### DATA FOR ANALYSIS:
┄┄┄┄┄┄

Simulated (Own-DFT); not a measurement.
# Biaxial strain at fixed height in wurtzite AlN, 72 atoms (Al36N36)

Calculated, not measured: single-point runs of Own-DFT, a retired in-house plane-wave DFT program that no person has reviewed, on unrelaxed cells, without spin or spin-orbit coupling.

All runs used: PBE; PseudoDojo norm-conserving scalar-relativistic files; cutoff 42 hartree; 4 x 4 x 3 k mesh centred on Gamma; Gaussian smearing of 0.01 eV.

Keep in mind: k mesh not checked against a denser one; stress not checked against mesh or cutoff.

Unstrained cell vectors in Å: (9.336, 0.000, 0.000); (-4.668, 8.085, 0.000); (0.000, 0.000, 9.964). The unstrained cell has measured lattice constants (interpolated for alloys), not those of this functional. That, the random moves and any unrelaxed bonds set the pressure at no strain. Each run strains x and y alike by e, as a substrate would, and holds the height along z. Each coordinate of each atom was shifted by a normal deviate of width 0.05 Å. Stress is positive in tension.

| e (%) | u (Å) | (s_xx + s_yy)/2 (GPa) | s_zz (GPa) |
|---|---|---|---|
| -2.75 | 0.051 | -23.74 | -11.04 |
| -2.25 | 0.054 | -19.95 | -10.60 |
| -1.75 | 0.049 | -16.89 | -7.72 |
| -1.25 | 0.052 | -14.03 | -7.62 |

┄┄┄┄┄┄

### BRIEF:
Every entry, from first to last, should be written out exactly.

### YOUR RESPONSE:
Simulated (Own-DFT); not a measurement.
# Biaxial strain at fixed height in wurtzite AlN, 72 atoms (Al36N36)

Calculated, not measured: single-point runs of Own-DFT, a retired in-house plane-wave DFT program that no person has reviewed, on unrelaxed cells, without spin or spin-orbit coupling.

All runs used: PBE; PseudoDojo norm-conserving scalar-relativistic files; cutoff 42 hartree; 4 x 4 x 3 k mesh centred on Gamma; Gaussian smearing of 0.01 eV.

Keep in mind: k mesh not checked against a denser one; stress not checked against mesh or cutoff.

Unstrained cell vectors in Å: (9.336, 0.000, 0.000); (-4.668, 8.085, 0.000); (0.000, 0.000, 9.964). The unstrained cell has measured lattice constants (interpolated for alloys), not those of this functional. That, the random moves and any unrelaxed bonds set the pressure at no strain. Each run strains x and y alike by e, as a substrate would, and holds the height along z. Each coordinate of each atom was shifted by a normal deviate of width 0.05 Å. Stress is positive in tension.

| e (%) | u (Å) | (s_xx + s_yy)/2 (GPa) | s_zz (GPa) |
|---|---|---|---|
| -2.75 | 0.051 | -23.74 | -11.04 |
| -2.25 | 0.054 | -19.95 | -10.60 |
| -1.75 | 0.049 | -16.89 | -7.72 |
| -1.25 | 0.052 | -14.03 | -7.62 |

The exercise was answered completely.